--- EXERCISE DATA Enclosed Below ---
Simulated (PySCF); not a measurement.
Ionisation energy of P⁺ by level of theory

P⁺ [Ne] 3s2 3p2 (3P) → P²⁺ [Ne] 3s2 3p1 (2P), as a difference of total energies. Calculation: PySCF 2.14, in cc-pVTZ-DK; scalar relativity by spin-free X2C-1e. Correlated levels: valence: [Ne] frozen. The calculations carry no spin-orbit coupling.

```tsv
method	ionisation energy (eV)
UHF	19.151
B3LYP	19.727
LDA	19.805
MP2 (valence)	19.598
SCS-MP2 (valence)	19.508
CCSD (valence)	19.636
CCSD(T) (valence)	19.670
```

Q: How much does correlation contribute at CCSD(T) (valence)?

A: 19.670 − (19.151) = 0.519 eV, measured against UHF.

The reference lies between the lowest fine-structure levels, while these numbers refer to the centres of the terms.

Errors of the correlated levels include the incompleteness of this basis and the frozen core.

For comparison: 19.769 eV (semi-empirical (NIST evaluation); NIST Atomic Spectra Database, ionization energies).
--- End of Enclosed EXERCISE DATA ---

# REQUIREMENT
Up to and including the line that contains "Errors of the", output the records above exactly, beginning with their first line.

# EXERCISE OUTPUT
Simulated (PySCF); not a measurement.
Ionisation energy of P⁺ by level of theory

P⁺ [Ne] 3s2 3p2 (3P) → P²⁺ [Ne] 3s2 3p1 (2P), as a difference of total energies. Calculation: PySCF 2.14, in cc-pVTZ-DK; scalar relativity by spin-free X2C-1e. Correlated levels: valence: [Ne] frozen. The calculations carry no spin-orbit coupling.

```tsv
method	ionisation energy (eV)
UHF	19.151
B3LYP	19.727
LDA	19.805
MP2 (valence)	19.598
SCS-MP2 (valence)	19.508
CCSD (valence)	19.636
CCSD(T) (valence)	19.670
```

Q: How much does correlation contribute at CCSD(T) (valence)?

A: 19.670 − (19.151) = 0.519 eV, measured against UHF.

The reference lies between the lowest fine-structure levels, while these numbers refer to the centres of the terms.

Errors of the correlated levels include the incompleteness of this basis and the frozen core.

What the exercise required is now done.